----- Recorded data

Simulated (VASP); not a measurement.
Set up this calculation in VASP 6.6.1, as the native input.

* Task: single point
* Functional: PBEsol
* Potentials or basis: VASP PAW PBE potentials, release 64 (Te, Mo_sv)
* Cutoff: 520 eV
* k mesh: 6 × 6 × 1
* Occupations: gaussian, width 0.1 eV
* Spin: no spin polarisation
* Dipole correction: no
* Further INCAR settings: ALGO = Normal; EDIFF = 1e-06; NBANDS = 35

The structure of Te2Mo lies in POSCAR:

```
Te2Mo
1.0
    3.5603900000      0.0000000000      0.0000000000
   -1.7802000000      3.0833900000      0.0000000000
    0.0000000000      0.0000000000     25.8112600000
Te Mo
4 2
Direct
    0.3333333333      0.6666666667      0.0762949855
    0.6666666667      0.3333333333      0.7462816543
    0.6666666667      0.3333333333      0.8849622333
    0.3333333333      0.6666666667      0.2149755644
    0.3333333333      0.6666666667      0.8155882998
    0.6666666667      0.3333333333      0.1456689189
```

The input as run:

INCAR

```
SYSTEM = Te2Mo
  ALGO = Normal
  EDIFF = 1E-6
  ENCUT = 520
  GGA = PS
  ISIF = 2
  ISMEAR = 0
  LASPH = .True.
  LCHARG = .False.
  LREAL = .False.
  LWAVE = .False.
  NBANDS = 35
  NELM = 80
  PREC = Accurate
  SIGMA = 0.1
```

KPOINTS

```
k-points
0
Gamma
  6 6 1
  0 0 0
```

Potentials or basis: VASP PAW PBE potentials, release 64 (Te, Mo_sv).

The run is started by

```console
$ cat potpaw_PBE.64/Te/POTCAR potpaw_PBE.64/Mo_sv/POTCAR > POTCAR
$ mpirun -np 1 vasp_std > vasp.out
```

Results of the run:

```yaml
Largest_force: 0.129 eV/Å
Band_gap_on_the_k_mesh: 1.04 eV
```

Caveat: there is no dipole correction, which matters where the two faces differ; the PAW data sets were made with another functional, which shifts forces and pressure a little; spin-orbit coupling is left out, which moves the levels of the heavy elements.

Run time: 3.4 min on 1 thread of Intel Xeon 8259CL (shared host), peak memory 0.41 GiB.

----------

■ Assigned task: Retype every line up to and including the one that contains "The run is started by", beginning at the first line of the records, with no edits.

■ Solution:
Simulated (VASP); not a measurement.
Set up this calculation in VASP 6.6.1, as the native input.

* Task: single point
* Functional: PBEsol
* Potentials or basis: VASP PAW PBE potentials, release 64 (Te, Mo_sv)
* Cutoff: 520 eV
* k mesh: 6 × 6 × 1
* Occupations: gaussian, width 0.1 eV
* Spin: no spin polarisation
* Dipole correction: no
* Further INCAR settings: ALGO = Normal; EDIFF = 1e-06; NBANDS = 35

The structure of Te2Mo lies in POSCAR:

```
Te2Mo
1.0
    3.5603900000      0.0000000000      0.0000000000
   -1.7802000000      3.0833900000      0.0000000000
    0.0000000000      0.0000000000     25.8112600000
Te Mo
4 2
Direct
    0.3333333333      0.6666666667      0.0762949855
    0.6666666667      0.3333333333      0.7462816543
    0.6666666667      0.3333333333      0.8849622333
    0.3333333333      0.6666666667      0.2149755644
    0.3333333333      0.6666666667      0.8155882998
    0.6666666667      0.3333333333      0.1456689189
```

The input as run:

INCAR

```
SYSTEM = Te2Mo
  ALGO = Normal
  EDIFF = 1E-6
  ENCUT = 520
  GGA = PS
  ISIF = 2
  ISMEAR = 0
  LASPH = .True.
  LCHARG = .False.
  LREAL = .False.
  LWAVE = .False.
  NBANDS = 35
  NELM = 80
  PREC = Accurate
  SIGMA = 0.1
```

KPOINTS

```
k-points
0
Gamma
  6 6 1
  0 0 0
```

Potentials or basis: VASP PAW PBE potentials, release 64 (Te, Mo_sv).

The run is started by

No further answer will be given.